Give again the lines of the data from its first line through the line with "Unless said otherwise, spin-orbit". Change nothing.

◆ Source information ◆
------------------------------------

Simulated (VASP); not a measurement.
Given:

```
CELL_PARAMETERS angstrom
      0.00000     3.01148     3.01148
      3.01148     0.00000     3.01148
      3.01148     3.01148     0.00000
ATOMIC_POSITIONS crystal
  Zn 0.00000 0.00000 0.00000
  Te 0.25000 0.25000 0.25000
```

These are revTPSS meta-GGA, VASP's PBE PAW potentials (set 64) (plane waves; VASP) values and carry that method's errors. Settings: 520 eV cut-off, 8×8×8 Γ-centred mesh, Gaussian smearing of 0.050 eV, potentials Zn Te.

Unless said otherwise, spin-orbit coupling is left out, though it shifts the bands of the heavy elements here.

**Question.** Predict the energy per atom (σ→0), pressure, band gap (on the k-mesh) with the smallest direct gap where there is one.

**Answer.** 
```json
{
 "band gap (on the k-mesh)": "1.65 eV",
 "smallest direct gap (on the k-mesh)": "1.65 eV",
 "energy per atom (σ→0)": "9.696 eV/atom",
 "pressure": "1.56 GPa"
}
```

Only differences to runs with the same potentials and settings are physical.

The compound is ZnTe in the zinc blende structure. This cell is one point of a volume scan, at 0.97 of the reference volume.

------------------------------------

◆ Written solution ◆
Simulated (VASP); not a measurement.
Given:

```
CELL_PARAMETERS angstrom
      0.00000     3.01148     3.01148
      3.01148     0.00000     3.01148
      3.01148     3.01148     0.00000
ATOMIC_POSITIONS crystal
  Zn 0.00000 0.00000 0.00000
  Te 0.25000 0.25000 0.25000
```

These are revTPSS meta-GGA, VASP's PBE PAW potentials (set 64) (plane waves; VASP) values and carry that method's errors. Settings: 520 eV cut-off, 8×8×8 Γ-centred mesh, Gaussian smearing of 0.050 eV, potentials Zn Te.

Unless said otherwise, spin-orbit coupling is left out, though it shifts the bands of the heavy elements here.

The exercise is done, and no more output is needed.